[Provided material — start]

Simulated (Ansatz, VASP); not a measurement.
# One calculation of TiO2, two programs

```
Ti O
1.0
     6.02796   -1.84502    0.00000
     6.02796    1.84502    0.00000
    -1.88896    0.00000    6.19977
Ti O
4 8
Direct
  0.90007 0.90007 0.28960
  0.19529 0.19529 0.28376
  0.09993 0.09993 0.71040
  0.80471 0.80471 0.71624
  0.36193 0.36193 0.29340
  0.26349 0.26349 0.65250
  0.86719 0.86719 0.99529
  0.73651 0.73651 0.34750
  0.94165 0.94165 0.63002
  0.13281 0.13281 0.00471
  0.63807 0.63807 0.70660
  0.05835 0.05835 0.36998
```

[Provided material — finish]

Work task. Could you copy the listing above word for word?

Exercise result.
Simulated (Ansatz, VASP); not a measurement.
# One calculation of TiO2, two programs

```
Ti O
1.0
     6.02796   -1.84502    0.00000
     6.02796    1.84502    0.00000
    -1.88896    0.00000    6.19977
Ti O
4 8
Direct
  0.90007 0.90007 0.28960
  0.19529 0.19529 0.28376
  0.09993 0.09993 0.71040
  0.80471 0.80471 0.71624
  0.36193 0.36193 0.29340
  0.26349 0.26349 0.65250
  0.86719 0.86719 0.99529
  0.73651 0.73651 0.34750
  0.94165 0.94165 0.63002
  0.13281 0.13281 0.00471
  0.63807 0.63807 0.70660
  0.05835 0.05835 0.36998
```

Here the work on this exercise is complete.